## Raw data:
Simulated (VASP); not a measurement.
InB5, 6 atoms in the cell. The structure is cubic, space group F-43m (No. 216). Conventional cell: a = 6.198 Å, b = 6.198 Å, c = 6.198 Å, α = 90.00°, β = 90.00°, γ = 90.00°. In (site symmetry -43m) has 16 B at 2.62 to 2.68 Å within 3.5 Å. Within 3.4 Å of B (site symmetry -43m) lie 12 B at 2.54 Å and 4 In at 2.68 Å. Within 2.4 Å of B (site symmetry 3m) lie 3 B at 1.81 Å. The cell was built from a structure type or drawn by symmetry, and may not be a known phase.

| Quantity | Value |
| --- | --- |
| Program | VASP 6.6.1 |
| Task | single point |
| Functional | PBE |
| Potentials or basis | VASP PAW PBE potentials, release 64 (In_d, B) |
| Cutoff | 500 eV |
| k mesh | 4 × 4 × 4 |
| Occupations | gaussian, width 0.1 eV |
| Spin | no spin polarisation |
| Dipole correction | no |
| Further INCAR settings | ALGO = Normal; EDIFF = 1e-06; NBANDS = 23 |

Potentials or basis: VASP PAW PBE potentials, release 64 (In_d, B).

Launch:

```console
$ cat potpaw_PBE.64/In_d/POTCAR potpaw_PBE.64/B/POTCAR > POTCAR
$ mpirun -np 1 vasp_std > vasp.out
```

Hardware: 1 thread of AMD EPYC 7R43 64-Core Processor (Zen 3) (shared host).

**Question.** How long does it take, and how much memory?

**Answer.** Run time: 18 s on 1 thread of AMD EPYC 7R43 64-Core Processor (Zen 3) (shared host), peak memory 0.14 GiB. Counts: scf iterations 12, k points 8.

## Required action:
Starting from the top of the records and ending at the line that contains "how much memory?", repeat each line exactly and return only those lines.

## Task output:
Simulated (VASP); not a measurement.
InB5, 6 atoms in the cell. The structure is cubic, space group F-43m (No. 216). Conventional cell: a = 6.198 Å, b = 6.198 Å, c = 6.198 Å, α = 90.00°, β = 90.00°, γ = 90.00°. In (site symmetry -43m) has 16 B at 2.62 to 2.68 Å within 3.5 Å. Within 3.4 Å of B (site symmetry -43m) lie 12 B at 2.54 Å and 4 In at 2.68 Å. Within 2.4 Å of B (site symmetry 3m) lie 3 B at 1.81 Å. The cell was built from a structure type or drawn by symmetry, and may not be a known phase.

| Quantity | Value |
| --- | --- |
| Program | VASP 6.6.1 |
| Task | single point |
| Functional | PBE |
| Potentials or basis | VASP PAW PBE potentials, release 64 (In_d, B) |
| Cutoff | 500 eV |
| k mesh | 4 × 4 × 4 |
| Occupations | gaussian, width 0.1 eV |
| Spin | no spin polarisation |
| Dipole correction | no |
| Further INCAR settings | ALGO = Normal; EDIFF = 1e-06; NBANDS = 23 |

Potentials or basis: VASP PAW PBE potentials, release 64 (In_d, B).

Launch:

```console
$ cat potpaw_PBE.64/In_d/POTCAR potpaw_PBE.64/B/POTCAR > POTCAR
$ mpirun -np 1 vasp_std > vasp.out
```

Hardware: 1 thread of AMD EPYC 7R43 64-Core Processor (Zen 3) (shared host).

**Question.** How long does it take, and how much memory?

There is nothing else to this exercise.